> Data under study
+++++
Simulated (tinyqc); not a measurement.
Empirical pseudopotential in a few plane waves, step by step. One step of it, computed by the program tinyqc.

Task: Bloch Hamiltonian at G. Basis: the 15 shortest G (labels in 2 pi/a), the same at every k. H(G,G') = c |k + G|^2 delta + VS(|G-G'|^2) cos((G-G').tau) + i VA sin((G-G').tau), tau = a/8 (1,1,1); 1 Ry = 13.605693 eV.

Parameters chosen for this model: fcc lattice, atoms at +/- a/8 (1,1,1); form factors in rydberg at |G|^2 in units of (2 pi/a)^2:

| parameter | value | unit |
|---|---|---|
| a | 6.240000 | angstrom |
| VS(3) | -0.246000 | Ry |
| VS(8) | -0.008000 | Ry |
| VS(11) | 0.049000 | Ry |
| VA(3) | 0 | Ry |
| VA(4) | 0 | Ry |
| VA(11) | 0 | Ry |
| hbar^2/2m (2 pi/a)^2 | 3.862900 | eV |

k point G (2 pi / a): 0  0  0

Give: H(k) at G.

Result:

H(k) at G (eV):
+++++

> Activity
Would you retype the listing above in full, exactly as it reads?

> Task output
Simulated (tinyqc); not a measurement.
Empirical pseudopotential in a few plane waves, step by step. One step of it, computed by the program tinyqc.

Task: Bloch Hamiltonian at G. Basis: the 15 shortest G (labels in 2 pi/a), the same at every k. H(G,G') = c |k + G|^2 delta + VS(|G-G'|^2) cos((G-G').tau) + i VA sin((G-G').tau), tau = a/8 (1,1,1); 1 Ry = 13.605693 eV.

Parameters chosen for this model: fcc lattice, atoms at +/- a/8 (1,1,1); form factors in rydberg at |G|^2 in units of (2 pi/a)^2:

| parameter | value | unit |
|---|---|---|
| a | 6.240000 | angstrom |
| VS(3) | -0.246000 | Ry |
| VS(8) | -0.008000 | Ry |
| VS(11) | 0.049000 | Ry |
| VA(3) | 0 | Ry |
| VA(4) | 0 | Ry |
| VA(11) | 0 | Ry |
| hbar^2/2m (2 pi/a)^2 | 3.862900 | eV |

k point G (2 pi / a): 0  0  0

Give: H(k) at G.

Result:

H(k) at G (eV):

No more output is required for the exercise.